== Available data ==
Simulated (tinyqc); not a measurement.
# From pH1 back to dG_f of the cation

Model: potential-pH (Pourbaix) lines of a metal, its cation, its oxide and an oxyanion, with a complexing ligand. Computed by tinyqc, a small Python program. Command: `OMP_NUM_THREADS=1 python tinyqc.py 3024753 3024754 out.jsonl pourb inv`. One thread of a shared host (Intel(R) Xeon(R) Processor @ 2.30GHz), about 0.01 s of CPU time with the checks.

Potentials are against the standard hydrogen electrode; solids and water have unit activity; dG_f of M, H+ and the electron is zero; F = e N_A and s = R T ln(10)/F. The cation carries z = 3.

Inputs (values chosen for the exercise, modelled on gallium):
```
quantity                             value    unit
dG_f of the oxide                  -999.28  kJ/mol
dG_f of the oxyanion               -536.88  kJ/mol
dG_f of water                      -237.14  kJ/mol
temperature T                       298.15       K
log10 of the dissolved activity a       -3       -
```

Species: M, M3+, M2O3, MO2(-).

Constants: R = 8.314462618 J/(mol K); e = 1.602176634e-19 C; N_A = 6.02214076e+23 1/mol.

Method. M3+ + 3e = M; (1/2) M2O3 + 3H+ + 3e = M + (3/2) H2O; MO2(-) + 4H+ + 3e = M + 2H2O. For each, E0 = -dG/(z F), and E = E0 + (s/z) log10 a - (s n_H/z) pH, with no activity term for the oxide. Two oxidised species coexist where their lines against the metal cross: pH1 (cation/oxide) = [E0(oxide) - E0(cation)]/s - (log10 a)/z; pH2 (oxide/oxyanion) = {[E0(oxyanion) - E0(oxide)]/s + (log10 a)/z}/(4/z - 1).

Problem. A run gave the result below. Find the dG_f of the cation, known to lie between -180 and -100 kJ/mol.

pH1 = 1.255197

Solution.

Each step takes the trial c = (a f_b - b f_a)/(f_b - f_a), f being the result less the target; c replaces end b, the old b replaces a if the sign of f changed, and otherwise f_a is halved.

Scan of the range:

== Brief ==
Using only the entries above, output the line with "Potentials are against", the line with "Constants: R = 8.314462618", and all lines between them, exactly as they stand.

== Exercise response ==
Potentials are against the standard hydrogen electrode; solids and water have unit activity; dG_f of M, H+ and the electron is zero; F = e N_A and s = R T ln(10)/F. The cation carries z = 3.

Inputs (values chosen for the exercise, modelled on gallium):
```
quantity                             value    unit
dG_f of the oxide                  -999.28  kJ/mol
dG_f of the oxyanion               -536.88  kJ/mol
dG_f of water                      -237.14  kJ/mol
temperature T                       298.15       K
log10 of the dissolved activity a       -3       -
```

Species: M, M3+, M2O3, MO2(-).

Constants: R = 8.314462618 J/(mol K); e = 1.602176634e-19 C; N_A = 6.02214076e+23 1/mol.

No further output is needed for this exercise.